:: Stored data
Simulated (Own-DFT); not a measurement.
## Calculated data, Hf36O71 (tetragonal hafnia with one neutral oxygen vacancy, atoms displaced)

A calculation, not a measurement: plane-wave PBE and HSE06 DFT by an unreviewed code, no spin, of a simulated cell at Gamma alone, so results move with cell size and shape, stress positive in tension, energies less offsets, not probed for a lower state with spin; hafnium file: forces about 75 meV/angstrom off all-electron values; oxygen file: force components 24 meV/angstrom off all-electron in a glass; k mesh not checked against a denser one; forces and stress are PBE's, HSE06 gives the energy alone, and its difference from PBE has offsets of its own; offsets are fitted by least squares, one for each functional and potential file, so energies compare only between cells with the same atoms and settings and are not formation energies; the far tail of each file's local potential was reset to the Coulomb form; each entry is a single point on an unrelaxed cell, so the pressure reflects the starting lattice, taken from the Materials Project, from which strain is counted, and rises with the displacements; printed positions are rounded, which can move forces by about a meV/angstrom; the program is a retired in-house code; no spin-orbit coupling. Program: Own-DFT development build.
::::

Work order
Transcribe the whole listing with nothing added or left out.

Task result
Simulated (Own-DFT); not a measurement.
## Calculated data, Hf36O71 (tetragonal hafnia with one neutral oxygen vacancy, atoms displaced)

A calculation, not a measurement: plane-wave PBE and HSE06 DFT by an unreviewed code, no spin, of a simulated cell at Gamma alone, so results move with cell size and shape, stress positive in tension, energies less offsets, not probed for a lower state with spin; hafnium file: forces about 75 meV/angstrom off all-electron values; oxygen file: force components 24 meV/angstrom off all-electron in a glass; k mesh not checked against a denser one; forces and stress are PBE's, HSE06 gives the energy alone, and its difference from PBE has offsets of its own; offsets are fitted by least squares, one for each functional and potential file, so energies compare only between cells with the same atoms and settings and are not formation energies; the far tail of each file's local potential was reset to the Coulomb form; each entry is a single point on an unrelaxed cell, so the pressure reflects the starting lattice, taken from the Materials Project, from which strain is counted, and rises with the displacements; printed positions are rounded, which can move forces by about a meV/angstrom; the program is a retired in-house code; no spin-orbit coupling. Program: Own-DFT development build.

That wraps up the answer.